━━━━━━

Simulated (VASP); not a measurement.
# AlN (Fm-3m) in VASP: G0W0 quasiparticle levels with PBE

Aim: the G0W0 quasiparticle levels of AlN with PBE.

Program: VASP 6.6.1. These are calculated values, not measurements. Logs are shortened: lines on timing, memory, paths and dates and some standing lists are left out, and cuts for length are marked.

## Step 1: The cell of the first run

━━━━━━

Work order → One exact transcript of the whole listing is the expected answer.

Worked solution →
Simulated (VASP); not a measurement.
# AlN (Fm-3m) in VASP: G0W0 quasiparticle levels with PBE

Aim: the G0W0 quasiparticle levels of AlN with PBE.

Program: VASP 6.6.1. These are calculated values, not measurements. Logs are shortened: lines on timing, memory, paths and dates and some standing lists are left out, and cuts for length are marked.

## Step 1: The cell of the first run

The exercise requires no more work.